Set down the material exactly as given, please, from its first line through the line that includes "These numbers are".

------ Exercise data ------

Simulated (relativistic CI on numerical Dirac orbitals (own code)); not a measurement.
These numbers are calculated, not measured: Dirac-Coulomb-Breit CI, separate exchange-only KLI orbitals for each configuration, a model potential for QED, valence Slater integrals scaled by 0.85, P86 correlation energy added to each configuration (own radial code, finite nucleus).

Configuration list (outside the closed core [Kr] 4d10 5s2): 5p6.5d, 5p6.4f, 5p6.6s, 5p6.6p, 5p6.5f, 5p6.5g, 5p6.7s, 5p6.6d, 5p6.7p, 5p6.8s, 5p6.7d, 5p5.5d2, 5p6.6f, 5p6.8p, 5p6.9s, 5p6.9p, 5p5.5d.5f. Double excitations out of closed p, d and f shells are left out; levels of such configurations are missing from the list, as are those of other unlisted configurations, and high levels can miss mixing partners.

------

:: Expected answer ::
Simulated (relativistic CI on numerical Dirac orbitals (own code)); not a measurement.
These numbers are calculated, not measured: Dirac-Coulomb-Breit CI, separate exchange-only KLI orbitals for each configuration, a model potential for QED, valence Slater integrals scaled by 0.85, P86 correlation energy added to each configuration (own radial code, finite nucleus).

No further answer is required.